━━━━━━━━━━━━━━━━

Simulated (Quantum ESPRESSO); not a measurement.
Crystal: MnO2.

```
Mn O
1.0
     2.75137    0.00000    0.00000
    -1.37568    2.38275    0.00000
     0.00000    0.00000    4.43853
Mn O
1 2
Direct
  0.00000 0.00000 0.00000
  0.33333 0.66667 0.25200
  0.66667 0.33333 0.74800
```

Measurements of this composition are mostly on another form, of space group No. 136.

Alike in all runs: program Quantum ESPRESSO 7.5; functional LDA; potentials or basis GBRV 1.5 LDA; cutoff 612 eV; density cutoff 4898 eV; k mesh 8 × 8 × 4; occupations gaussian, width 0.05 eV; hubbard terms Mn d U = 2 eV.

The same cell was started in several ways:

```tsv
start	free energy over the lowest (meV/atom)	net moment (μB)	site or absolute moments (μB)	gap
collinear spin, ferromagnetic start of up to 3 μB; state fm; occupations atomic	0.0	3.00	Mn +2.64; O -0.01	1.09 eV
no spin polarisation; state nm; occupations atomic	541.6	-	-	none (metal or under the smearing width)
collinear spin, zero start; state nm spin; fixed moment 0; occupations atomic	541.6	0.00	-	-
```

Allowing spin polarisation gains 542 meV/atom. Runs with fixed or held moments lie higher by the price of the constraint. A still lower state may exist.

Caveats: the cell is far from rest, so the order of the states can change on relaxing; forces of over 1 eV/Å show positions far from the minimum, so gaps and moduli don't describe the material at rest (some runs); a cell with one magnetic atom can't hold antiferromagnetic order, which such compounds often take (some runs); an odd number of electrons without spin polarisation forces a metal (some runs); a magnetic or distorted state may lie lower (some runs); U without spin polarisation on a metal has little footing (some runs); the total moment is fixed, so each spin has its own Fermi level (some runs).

━━━━━━━━━━━━━━━━

Quote, with nothing altered, all lines from the start of the entries to the line that carries "Allowing spin polarisation", inclusive.

Simulated (Quantum ESPRESSO); not a measurement.
Crystal: MnO2.

```
Mn O
1.0
     2.75137    0.00000    0.00000
    -1.37568    2.38275    0.00000
     0.00000    0.00000    4.43853
Mn O
1 2
Direct
  0.00000 0.00000 0.00000
  0.33333 0.66667 0.25200
  0.66667 0.33333 0.74800
```

Measurements of this composition are mostly on another form, of space group No. 136.

Alike in all runs: program Quantum ESPRESSO 7.5; functional LDA; potentials or basis GBRV 1.5 LDA; cutoff 612 eV; density cutoff 4898 eV; k mesh 8 × 8 × 4; occupations gaussian, width 0.05 eV; hubbard terms Mn d U = 2 eV.

The same cell was started in several ways:

```tsv
start	free energy over the lowest (meV/atom)	net moment (μB)	site or absolute moments (μB)	gap
collinear spin, ferromagnetic start of up to 3 μB; state fm; occupations atomic	0.0	3.00	Mn +2.64; O -0.01	1.09 eV
no spin polarisation; state nm; occupations atomic	541.6	-	-	none (metal or under the smearing width)
collinear spin, zero start; state nm spin; fixed moment 0; occupations atomic	541.6	0.00	-	-
```

Allowing spin polarisation gains 542 meV/atom. Runs with fixed or held moments lie higher by the price of the constraint. A still lower state may exist.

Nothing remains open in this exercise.